### Material provided
[Start of Attachment]

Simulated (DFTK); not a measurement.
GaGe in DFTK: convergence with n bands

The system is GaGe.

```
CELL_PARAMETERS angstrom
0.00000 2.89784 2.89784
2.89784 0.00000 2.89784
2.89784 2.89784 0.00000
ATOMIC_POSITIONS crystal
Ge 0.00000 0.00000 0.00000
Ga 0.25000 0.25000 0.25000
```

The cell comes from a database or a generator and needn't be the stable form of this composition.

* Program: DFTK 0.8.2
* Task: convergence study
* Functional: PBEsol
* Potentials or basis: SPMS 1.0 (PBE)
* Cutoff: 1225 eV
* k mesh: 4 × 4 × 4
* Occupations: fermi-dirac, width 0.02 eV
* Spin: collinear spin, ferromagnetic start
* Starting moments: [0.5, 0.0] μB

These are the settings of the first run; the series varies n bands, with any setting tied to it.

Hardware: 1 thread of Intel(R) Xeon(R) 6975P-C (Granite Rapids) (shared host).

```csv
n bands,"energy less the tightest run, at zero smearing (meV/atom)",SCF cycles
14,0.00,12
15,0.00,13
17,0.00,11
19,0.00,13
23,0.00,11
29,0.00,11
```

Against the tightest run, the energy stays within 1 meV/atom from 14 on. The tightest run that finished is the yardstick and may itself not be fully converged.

[End of Attachment]

### Brief
Could you print all of the data above once more, unaltered?

### Your response
Simulated (DFTK); not a measurement.
GaGe in DFTK: convergence with n bands

The system is GaGe.

```
CELL_PARAMETERS angstrom
0.00000 2.89784 2.89784
2.89784 0.00000 2.89784
2.89784 2.89784 0.00000
ATOMIC_POSITIONS crystal
Ge 0.00000 0.00000 0.00000
Ga 0.25000 0.25000 0.25000
```

The cell comes from a database or a generator and needn't be the stable form of this composition.

* Program: DFTK 0.8.2
* Task: convergence study
* Functional: PBEsol
* Potentials or basis: SPMS 1.0 (PBE)
* Cutoff: 1225 eV
* k mesh: 4 × 4 × 4
* Occupations: fermi-dirac, width 0.02 eV
* Spin: collinear spin, ferromagnetic start
* Starting moments: [0.5, 0.0] μB

These are the settings of the first run; the series varies n bands, with any setting tied to it.

Hardware: 1 thread of Intel(R) Xeon(R) 6975P-C (Granite Rapids) (shared host).

```csv
n bands,"energy less the tightest run, at zero smearing (meV/atom)",SCF cycles
14,0.00,12
15,0.00,13
17,0.00,11
19,0.00,13
23,0.00,11
29,0.00,11
```

Against the tightest run, the energy stays within 1 meV/atom from 14 on. The tightest run that finished is the yardstick and may itself not be fully converged.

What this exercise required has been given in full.